BEGIN PROVIDED DATA

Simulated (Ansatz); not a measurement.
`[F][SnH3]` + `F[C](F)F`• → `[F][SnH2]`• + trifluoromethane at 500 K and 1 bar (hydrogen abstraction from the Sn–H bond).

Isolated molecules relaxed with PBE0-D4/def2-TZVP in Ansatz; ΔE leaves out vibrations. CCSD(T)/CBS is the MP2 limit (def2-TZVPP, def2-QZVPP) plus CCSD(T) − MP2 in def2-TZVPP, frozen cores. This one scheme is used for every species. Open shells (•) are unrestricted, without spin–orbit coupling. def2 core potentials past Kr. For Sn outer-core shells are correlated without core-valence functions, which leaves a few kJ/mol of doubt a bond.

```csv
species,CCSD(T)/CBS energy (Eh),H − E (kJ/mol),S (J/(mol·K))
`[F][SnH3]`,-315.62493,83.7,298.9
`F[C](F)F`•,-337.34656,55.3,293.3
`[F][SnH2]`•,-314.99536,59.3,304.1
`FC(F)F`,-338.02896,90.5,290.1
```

END PROVIDED DATA

• **WORK TASK**
Start with the first line. Please copy exactly each line of the listing through the one with "the Sn–H bond).", including it.

• **TASK RESPONSE**
Simulated (Ansatz); not a measurement.
`[F][SnH3]` + `F[C](F)F`• → `[F][SnH2]`• + trifluoromethane at 500 K and 1 bar (hydrogen abstraction from the Sn–H bond).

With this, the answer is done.